WORK ITEM
Word for word, please restate the lines from the beginning of the data through the line in which "ΔE = (-257.42520)" appears.

DATASET EXTRACT
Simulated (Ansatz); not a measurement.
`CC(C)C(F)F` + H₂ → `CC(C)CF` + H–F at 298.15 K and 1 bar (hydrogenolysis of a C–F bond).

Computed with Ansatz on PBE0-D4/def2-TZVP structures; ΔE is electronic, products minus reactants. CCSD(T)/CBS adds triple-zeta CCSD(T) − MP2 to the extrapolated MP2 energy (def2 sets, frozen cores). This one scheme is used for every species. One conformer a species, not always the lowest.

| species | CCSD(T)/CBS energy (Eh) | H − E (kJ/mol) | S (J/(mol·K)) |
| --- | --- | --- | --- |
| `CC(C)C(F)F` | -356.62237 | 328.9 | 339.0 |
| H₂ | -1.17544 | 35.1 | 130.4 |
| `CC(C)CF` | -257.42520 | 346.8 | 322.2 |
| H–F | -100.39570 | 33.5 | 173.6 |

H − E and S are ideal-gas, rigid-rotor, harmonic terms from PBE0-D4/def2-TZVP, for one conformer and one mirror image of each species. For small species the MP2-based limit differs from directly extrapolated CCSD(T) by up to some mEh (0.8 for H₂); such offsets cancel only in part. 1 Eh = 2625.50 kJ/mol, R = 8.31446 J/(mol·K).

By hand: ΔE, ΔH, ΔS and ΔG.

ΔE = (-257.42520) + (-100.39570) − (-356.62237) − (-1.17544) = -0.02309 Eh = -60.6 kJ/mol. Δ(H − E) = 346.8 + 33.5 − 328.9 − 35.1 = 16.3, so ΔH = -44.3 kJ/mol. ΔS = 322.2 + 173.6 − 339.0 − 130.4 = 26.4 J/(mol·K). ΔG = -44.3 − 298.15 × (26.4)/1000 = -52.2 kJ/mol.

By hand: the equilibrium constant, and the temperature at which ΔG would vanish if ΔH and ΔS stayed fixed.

YOUR SOLUTION
Simulated (Ansatz); not a measurement.
`CC(C)C(F)F` + H₂ → `CC(C)CF` + H–F at 298.15 K and 1 bar (hydrogenolysis of a C–F bond).

Computed with Ansatz on PBE0-D4/def2-TZVP structures; ΔE is electronic, products minus reactants. CCSD(T)/CBS adds triple-zeta CCSD(T) − MP2 to the extrapolated MP2 energy (def2 sets, frozen cores). This one scheme is used for every species. One conformer a species, not always the lowest.

| species | CCSD(T)/CBS energy (Eh) | H − E (kJ/mol) | S (J/(mol·K)) |
| --- | --- | --- | --- |
| `CC(C)C(F)F` | -356.62237 | 328.9 | 339.0 |
| H₂ | -1.17544 | 35.1 | 130.4 |
| `CC(C)CF` | -257.42520 | 346.8 | 322.2 |
| H–F | -100.39570 | 33.5 | 173.6 |

H − E and S are ideal-gas, rigid-rotor, harmonic terms from PBE0-D4/def2-TZVP, for one conformer and one mirror image of each species. For small species the MP2-based limit differs from directly extrapolated CCSD(T) by up to some mEh (0.8 for H₂); such offsets cancel only in part. 1 Eh = 2625.50 kJ/mol, R = 8.31446 J/(mol·K).

By hand: ΔE, ΔH, ΔS and ΔG.

ΔE = (-257.42520) + (-100.39570) − (-356.62237) − (-1.17544) = -0.02309 Eh = -60.6 kJ/mol. Δ(H − E) = 346.8 + 33.5 − 328.9 − 35.1 = 16.3, so ΔH = -44.3 kJ/mol. ΔS = 322.2 + 173.6 − 339.0 − 130.4 = 26.4 J/(mol·K). ΔG = -44.3 − 298.15 × (26.4)/1000 = -52.2 kJ/mol.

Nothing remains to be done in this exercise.